Data supplied section start

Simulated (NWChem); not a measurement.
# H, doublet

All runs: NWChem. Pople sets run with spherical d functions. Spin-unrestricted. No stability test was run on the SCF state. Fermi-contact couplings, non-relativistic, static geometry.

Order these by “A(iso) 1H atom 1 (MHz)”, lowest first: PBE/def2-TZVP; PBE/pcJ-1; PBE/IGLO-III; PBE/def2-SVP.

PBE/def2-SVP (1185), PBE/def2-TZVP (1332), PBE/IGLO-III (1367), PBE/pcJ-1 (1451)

Data supplied section end

▶ Assignment
Take the lines from the start of the records through the line holding "All runs: NWChem.", both included, and please print them exactly, with nothing else.

▶ Response box
Simulated (NWChem); not a measurement.
# H, doublet

All runs: NWChem. Pople sets run with spherical d functions. Spin-unrestricted. No stability test was run on the SCF state. Fermi-contact couplings, non-relativistic, static geometry.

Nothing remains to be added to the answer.